Send back exactly the lines from the opening line of the records below through the one with "A k mesh can".

Source information Start Marker
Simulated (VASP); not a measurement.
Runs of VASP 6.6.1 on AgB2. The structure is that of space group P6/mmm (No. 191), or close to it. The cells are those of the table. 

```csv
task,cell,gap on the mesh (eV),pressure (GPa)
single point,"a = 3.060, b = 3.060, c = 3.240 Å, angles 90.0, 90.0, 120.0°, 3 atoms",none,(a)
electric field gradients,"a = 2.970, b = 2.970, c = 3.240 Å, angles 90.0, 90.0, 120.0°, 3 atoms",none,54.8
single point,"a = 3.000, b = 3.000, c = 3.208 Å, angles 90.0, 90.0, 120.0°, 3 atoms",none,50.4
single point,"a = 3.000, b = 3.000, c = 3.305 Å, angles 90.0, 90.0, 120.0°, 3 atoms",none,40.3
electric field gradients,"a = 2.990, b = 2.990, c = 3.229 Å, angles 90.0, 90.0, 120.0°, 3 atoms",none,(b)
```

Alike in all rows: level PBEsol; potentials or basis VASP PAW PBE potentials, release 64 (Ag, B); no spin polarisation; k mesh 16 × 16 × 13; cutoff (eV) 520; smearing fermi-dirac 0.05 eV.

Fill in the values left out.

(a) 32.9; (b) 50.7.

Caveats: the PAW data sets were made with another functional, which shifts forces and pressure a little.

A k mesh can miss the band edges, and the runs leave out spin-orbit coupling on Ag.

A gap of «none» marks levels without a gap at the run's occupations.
Source information End Marker

▸ **Written reply**:
Simulated (VASP); not a measurement.
Runs of VASP 6.6.1 on AgB2. The structure is that of space group P6/mmm (No. 191), or close to it. The cells are those of the table. 

```csv
task,cell,gap on the mesh (eV),pressure (GPa)
single point,"a = 3.060, b = 3.060, c = 3.240 Å, angles 90.0, 90.0, 120.0°, 3 atoms",none,(a)
electric field gradients,"a = 2.970, b = 2.970, c = 3.240 Å, angles 90.0, 90.0, 120.0°, 3 atoms",none,54.8
single point,"a = 3.000, b = 3.000, c = 3.208 Å, angles 90.0, 90.0, 120.0°, 3 atoms",none,50.4
single point,"a = 3.000, b = 3.000, c = 3.305 Å, angles 90.0, 90.0, 120.0°, 3 atoms",none,40.3
electric field gradients,"a = 2.990, b = 2.990, c = 3.229 Å, angles 90.0, 90.0, 120.0°, 3 atoms",none,(b)
```

Alike in all rows: level PBEsol; potentials or basis VASP PAW PBE potentials, release 64 (Ag, B); no spin polarisation; k mesh 16 × 16 × 13; cutoff (eV) 520; smearing fermi-dirac 0.05 eV.

Fill in the values left out.

(a) 32.9; (b) 50.7.

Caveats: the PAW data sets were made with another functional, which shifts forces and pressure a little.

A k mesh can miss the band edges, and the runs leave out spin-orbit coupling on Ag.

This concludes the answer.